[[ Source information, beginning ]]

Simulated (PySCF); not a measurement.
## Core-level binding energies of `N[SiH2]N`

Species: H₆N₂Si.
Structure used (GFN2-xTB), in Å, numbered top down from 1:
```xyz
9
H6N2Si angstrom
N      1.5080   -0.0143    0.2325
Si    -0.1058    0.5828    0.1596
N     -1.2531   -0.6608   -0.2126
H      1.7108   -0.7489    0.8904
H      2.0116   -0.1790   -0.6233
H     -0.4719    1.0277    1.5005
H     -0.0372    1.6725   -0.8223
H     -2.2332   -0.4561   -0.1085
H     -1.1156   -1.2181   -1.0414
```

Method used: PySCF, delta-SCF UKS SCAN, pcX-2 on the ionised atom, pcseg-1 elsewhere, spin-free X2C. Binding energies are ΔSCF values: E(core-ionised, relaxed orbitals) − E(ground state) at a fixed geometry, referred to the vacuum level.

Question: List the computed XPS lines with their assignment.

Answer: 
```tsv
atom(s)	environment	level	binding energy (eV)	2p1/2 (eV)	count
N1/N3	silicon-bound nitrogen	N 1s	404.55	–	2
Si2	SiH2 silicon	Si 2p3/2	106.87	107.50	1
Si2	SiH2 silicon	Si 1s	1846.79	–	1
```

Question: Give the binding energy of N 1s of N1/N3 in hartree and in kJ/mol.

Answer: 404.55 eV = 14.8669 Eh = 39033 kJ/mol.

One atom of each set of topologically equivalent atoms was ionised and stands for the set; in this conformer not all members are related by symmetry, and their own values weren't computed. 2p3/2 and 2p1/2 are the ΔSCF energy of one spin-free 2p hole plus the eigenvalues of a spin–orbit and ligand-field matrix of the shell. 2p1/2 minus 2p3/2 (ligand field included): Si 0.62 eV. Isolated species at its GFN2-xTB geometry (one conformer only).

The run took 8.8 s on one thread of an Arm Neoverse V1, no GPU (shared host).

[[ Source information, end ]]

Write down exactly the span of lines above from the one containing "Answer: 404.55 eV" to the one containing "One atom of", both ends included.

Answer area:
Answer: 404.55 eV = 14.8669 Eh = 39033 kJ/mol.

One atom of each set of topologically equivalent atoms was ionised and stands for the set; in this conformer not all members are related by symmetry, and their own values weren't computed. 2p3/2 and 2p1/2 are the ΔSCF energy of one spin-free 2p hole plus the eigenvalues of a spin–orbit and ligand-field matrix of the shell. 2p1/2 minus 2p3/2 (ligand field included): Si 0.62 eV. Isolated species at its GFN2-xTB geometry (one conformer only).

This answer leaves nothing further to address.